■ ■ ■

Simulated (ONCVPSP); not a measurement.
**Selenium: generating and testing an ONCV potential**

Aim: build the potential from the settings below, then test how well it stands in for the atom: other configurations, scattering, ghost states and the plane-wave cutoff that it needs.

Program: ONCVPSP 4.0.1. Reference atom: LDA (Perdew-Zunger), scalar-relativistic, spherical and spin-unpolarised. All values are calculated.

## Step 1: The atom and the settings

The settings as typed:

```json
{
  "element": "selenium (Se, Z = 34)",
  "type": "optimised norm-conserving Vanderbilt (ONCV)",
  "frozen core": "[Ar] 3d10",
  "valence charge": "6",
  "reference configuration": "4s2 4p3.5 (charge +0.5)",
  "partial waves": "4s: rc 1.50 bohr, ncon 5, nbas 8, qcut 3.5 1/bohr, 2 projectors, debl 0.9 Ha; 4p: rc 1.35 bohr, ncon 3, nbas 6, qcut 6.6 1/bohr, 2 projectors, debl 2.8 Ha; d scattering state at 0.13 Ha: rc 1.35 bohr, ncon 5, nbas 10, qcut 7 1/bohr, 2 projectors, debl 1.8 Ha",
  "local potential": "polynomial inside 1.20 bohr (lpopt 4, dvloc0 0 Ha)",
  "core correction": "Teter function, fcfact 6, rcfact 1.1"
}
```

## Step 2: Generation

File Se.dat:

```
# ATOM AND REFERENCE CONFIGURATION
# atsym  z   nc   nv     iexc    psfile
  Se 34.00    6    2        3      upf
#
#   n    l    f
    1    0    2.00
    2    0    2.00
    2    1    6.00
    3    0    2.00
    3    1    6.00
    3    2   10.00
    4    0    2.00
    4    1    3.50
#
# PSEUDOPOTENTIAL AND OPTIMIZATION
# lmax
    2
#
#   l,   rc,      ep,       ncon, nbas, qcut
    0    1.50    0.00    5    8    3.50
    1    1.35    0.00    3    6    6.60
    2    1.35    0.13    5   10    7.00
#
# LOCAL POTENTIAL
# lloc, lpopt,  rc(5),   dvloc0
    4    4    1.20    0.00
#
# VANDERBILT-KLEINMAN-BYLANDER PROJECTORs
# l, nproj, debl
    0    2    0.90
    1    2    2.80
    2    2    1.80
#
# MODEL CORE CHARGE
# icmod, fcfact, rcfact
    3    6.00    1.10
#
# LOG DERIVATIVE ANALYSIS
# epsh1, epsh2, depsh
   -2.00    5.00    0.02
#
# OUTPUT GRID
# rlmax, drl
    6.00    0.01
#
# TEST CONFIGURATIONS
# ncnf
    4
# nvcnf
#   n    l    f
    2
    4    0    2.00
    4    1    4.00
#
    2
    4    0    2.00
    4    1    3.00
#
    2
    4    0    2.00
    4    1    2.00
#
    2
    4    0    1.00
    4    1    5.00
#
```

■ ■ ■

→ BRIEF: Nothing beyond the lines from the start of the entries through the line with "Aim: build the" should appear. Repeat those lines exactly, both ends included.

→ PROBLEM SOLUTION:
Simulated (ONCVPSP); not a measurement.
**Selenium: generating and testing an ONCV potential**

Aim: build the potential from the settings below, then test how well it stands in for the atom: other configurations, scattering, ghost states and the plane-wave cutoff that it needs.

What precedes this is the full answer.